__Records shown__.
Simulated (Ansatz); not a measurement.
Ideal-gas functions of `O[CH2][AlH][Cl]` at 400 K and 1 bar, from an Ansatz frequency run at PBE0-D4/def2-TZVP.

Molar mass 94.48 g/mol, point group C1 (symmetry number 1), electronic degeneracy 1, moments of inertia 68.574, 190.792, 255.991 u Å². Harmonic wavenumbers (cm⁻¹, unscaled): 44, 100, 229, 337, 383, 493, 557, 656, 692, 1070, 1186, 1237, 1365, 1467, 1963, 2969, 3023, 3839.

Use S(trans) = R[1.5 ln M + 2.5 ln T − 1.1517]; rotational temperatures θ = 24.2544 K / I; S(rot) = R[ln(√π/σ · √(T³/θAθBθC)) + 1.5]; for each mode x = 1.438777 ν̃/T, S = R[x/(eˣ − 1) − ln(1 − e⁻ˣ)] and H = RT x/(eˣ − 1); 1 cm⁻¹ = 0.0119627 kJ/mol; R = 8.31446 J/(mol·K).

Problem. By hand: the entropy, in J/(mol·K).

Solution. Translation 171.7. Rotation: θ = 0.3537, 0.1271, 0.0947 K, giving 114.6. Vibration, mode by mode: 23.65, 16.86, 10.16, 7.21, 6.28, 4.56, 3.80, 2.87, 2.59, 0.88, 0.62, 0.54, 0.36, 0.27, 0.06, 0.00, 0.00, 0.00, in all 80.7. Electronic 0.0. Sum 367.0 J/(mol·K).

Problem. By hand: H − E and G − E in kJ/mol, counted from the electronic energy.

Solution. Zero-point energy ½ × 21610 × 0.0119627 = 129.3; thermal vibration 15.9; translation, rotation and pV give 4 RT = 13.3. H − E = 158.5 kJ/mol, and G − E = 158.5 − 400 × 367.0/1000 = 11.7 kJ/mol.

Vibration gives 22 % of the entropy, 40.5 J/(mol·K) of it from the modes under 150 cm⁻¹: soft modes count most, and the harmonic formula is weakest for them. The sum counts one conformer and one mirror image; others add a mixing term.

__Exercise__. The answer should contain only the lines from the first line of the entries through the line holding "Molar mass 94.48", each exactly as written.

__Response__.
Simulated (Ansatz); not a measurement.
Ideal-gas functions of `O[CH2][AlH][Cl]` at 400 K and 1 bar, from an Ansatz frequency run at PBE0-D4/def2-TZVP.

Molar mass 94.48 g/mol, point group C1 (symmetry number 1), electronic degeneracy 1, moments of inertia 68.574, 190.792, 255.991 u Å². Harmonic wavenumbers (cm⁻¹, unscaled): 44, 100, 229, 337, 383, 493, 557, 656, 692, 1070, 1186, 1237, 1365, 1467, 1963, 2969, 3023, 3839.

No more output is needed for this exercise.